Information supplied section start
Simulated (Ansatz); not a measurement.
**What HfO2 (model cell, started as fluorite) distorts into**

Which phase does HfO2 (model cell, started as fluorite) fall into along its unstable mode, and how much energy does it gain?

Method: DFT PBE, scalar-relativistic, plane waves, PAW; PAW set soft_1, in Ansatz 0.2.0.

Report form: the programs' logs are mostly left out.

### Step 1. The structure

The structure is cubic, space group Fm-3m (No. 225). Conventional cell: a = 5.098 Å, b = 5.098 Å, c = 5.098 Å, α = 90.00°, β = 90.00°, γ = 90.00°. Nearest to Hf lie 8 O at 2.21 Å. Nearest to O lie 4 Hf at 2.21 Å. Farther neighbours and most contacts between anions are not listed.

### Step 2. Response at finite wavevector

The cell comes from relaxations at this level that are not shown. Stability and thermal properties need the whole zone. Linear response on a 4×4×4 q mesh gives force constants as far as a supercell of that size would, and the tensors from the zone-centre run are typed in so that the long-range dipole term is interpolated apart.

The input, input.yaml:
Information supplied section end

- Task item
Would you copy, unchanged, the stretch of the records above that begins at the line containing "### Step 1. The structure" and ends at the line containing "The cell comes", and only that?

- Exercise solution
### Step 1. The structure

The structure is cubic, space group Fm-3m (No. 225). Conventional cell: a = 5.098 Å, b = 5.098 Å, c = 5.098 Å, α = 90.00°, β = 90.00°, γ = 90.00°. Nearest to Hf lie 8 O at 2.21 Å. Nearest to O lie 4 Hf at 2.21 Å. Farther neighbours and most contacts between anions are not listed.

### Step 2. Response at finite wavevector

The cell comes from relaxations at this level that are not shown. Stability and thermal properties need the whole zone. Linear response on a 4×4×4 q mesh gives force constants as far as a supercell of that size would, and the tensors from the zone-centre run are typed in so that the long-range dipole term is interpolated apart.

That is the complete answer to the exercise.